_Requirement_. When you reach the line containing "1.07 | 59.01 |", stop after it; until then, copy each line of the listing exactly, starting with the first.

_Dataset entries_.
§ §
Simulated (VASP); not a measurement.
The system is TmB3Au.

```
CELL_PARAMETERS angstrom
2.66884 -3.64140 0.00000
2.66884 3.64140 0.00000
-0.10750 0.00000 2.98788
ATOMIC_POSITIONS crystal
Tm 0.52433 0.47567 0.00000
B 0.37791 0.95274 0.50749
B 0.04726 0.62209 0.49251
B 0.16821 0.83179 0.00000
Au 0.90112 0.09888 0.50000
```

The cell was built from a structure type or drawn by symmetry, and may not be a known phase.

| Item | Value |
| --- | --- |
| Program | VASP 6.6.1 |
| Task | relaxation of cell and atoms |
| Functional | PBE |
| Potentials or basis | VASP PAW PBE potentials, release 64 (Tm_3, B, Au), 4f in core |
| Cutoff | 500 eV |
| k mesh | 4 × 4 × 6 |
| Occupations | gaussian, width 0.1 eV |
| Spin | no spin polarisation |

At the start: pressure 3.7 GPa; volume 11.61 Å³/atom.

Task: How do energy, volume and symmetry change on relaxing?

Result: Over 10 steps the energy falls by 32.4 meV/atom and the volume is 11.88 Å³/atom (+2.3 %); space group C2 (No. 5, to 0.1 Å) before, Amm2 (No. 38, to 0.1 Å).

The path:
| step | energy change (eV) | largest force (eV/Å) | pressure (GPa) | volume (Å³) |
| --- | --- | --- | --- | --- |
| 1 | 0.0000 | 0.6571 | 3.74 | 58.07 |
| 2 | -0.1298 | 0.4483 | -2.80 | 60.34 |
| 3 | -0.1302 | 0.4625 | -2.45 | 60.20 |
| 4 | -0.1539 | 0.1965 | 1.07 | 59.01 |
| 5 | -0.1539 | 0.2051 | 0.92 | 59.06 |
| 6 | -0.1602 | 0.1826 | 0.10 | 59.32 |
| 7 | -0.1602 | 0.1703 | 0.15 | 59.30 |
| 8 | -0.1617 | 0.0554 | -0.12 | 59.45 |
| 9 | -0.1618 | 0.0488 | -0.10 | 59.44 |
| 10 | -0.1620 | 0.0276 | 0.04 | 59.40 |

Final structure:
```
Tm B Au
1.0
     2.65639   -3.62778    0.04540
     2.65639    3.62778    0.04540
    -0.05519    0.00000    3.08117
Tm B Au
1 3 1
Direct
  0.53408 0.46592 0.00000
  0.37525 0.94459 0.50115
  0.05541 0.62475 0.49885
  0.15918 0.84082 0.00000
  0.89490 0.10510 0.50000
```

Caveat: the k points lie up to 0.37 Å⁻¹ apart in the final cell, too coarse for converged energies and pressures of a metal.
§ §

_Reply_.
Simulated (VASP); not a measurement.
The system is TmB3Au.

```
CELL_PARAMETERS angstrom
2.66884 -3.64140 0.00000
2.66884 3.64140 0.00000
-0.10750 0.00000 2.98788
ATOMIC_POSITIONS crystal
Tm 0.52433 0.47567 0.00000
B 0.37791 0.95274 0.50749
B 0.04726 0.62209 0.49251
B 0.16821 0.83179 0.00000
Au 0.90112 0.09888 0.50000
```

The cell was built from a structure type or drawn by symmetry, and may not be a known phase.

| Item | Value |
| --- | --- |
| Program | VASP 6.6.1 |
| Task | relaxation of cell and atoms |
| Functional | PBE |
| Potentials or basis | VASP PAW PBE potentials, release 64 (Tm_3, B, Au), 4f in core |
| Cutoff | 500 eV |
| k mesh | 4 × 4 × 6 |
| Occupations | gaussian, width 0.1 eV |
| Spin | no spin polarisation |

At the start: pressure 3.7 GPa; volume 11.61 Å³/atom.

Task: How do energy, volume and symmetry change on relaxing?

Result: Over 10 steps the energy falls by 32.4 meV/atom and the volume is 11.88 Å³/atom (+2.3 %); space group C2 (No. 5, to 0.1 Å) before, Amm2 (No. 38, to 0.1 Å).

The path:
| step | energy change (eV) | largest force (eV/Å) | pressure (GPa) | volume (Å³) |
| --- | --- | --- | --- | --- |
| 1 | 0.0000 | 0.6571 | 3.74 | 58.07 |
| 2 | -0.1298 | 0.4483 | -2.80 | 60.34 |
| 3 | -0.1302 | 0.4625 | -2.45 | 60.20 |
| 4 | -0.1539 | 0.1965 | 1.07 | 59.01 |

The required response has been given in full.